+===+

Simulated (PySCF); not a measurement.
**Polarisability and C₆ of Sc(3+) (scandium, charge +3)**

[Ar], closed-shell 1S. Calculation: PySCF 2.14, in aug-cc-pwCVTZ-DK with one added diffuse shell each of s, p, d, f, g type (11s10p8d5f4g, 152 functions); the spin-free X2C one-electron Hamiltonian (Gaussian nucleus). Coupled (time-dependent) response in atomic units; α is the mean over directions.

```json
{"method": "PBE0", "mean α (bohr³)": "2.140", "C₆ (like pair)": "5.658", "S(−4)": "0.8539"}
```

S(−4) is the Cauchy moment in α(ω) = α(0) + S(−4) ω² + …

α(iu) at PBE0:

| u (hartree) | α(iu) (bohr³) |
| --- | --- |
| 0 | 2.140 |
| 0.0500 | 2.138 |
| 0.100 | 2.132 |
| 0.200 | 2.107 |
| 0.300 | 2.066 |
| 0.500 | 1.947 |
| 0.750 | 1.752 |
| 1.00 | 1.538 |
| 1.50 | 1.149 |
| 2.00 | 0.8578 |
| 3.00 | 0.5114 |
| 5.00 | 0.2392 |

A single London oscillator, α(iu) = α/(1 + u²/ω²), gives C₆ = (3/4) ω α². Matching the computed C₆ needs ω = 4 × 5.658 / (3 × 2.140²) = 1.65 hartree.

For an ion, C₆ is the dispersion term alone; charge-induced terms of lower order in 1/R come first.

+===+

Transcribe the records from their first line. Stop after the line with "A single London", including it.

Simulated (PySCF); not a measurement.
**Polarisability and C₆ of Sc(3+) (scandium, charge +3)**

[Ar], closed-shell 1S. Calculation: PySCF 2.14, in aug-cc-pwCVTZ-DK with one added diffuse shell each of s, p, d, f, g type (11s10p8d5f4g, 152 functions); the spin-free X2C one-electron Hamiltonian (Gaussian nucleus). Coupled (time-dependent) response in atomic units; α is the mean over directions.

```json
{"method": "PBE0", "mean α (bohr³)": "2.140", "C₆ (like pair)": "5.658", "S(−4)": "0.8539"}
```

S(−4) is the Cauchy moment in α(ω) = α(0) + S(−4) ω² + …

α(iu) at PBE0:

| u (hartree) | α(iu) (bohr³) |
| --- | --- |
| 0 | 2.140 |
| 0.0500 | 2.138 |
| 0.100 | 2.132 |
| 0.200 | 2.107 |
| 0.300 | 2.066 |
| 0.500 | 1.947 |
| 0.750 | 1.752 |
| 1.00 | 1.538 |
| 1.50 | 1.149 |
| 2.00 | 0.8578 |
| 3.00 | 0.5114 |
| 5.00 | 0.2392 |

A single London oscillator, α(iu) = α/(1 + u²/ω²), gives C₆ = (3/4) ω α². Matching the computed C₆ needs ω = 4 × 5.658 / (3 × 2.140²) = 1.65 hartree.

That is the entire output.